Work item |
What you return must match the material exactly, with every line present.

Extracted material |
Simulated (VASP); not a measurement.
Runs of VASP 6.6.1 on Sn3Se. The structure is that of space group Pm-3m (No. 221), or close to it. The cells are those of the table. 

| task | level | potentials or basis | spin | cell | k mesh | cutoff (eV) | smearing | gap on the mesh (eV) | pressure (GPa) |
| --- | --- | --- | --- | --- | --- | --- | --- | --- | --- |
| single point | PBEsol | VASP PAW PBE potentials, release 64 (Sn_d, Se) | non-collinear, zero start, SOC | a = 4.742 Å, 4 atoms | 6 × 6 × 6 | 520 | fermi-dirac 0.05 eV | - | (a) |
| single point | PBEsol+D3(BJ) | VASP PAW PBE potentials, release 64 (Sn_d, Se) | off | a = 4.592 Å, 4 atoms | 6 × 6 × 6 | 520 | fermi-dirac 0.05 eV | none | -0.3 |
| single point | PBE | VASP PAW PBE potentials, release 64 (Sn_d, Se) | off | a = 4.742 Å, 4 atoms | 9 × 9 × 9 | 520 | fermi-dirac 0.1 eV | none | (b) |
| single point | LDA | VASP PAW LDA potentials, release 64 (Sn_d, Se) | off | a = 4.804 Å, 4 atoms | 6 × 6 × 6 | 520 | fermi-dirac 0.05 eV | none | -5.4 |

Written answer |
Simulated (VASP); not a measurement.
Runs of VASP 6.6.1 on Sn3Se. The structure is that of space group Pm-3m (No. 221), or close to it. The cells are those of the table. 

| task | level | potentials or basis | spin | cell | k mesh | cutoff (eV) | smearing | gap on the mesh (eV) | pressure (GPa) |
| --- | --- | --- | --- | --- | --- | --- | --- | --- | --- |
| single point | PBEsol | VASP PAW PBE potentials, release 64 (Sn_d, Se) | non-collinear, zero start, SOC | a = 4.742 Å, 4 atoms | 6 × 6 × 6 | 520 | fermi-dirac 0.05 eV | - | (a) |
| single point | PBEsol+D3(BJ) | VASP PAW PBE potentials, release 64 (Sn_d, Se) | off | a = 4.592 Å, 4 atoms | 6 × 6 × 6 | 520 | fermi-dirac 0.05 eV | none | -0.3 |
| single point | PBE | VASP PAW PBE potentials, release 64 (Sn_d, Se) | off | a = 4.742 Å, 4 atoms | 9 × 9 × 9 | 520 | fermi-dirac 0.1 eV | none | (b) |
| single point | LDA | VASP PAW LDA potentials, release 64 (Sn_d, Se) | off | a = 4.804 Å, 4 atoms | 6 × 6 × 6 | 520 | fermi-dirac 0.05 eV | none | -5.4 |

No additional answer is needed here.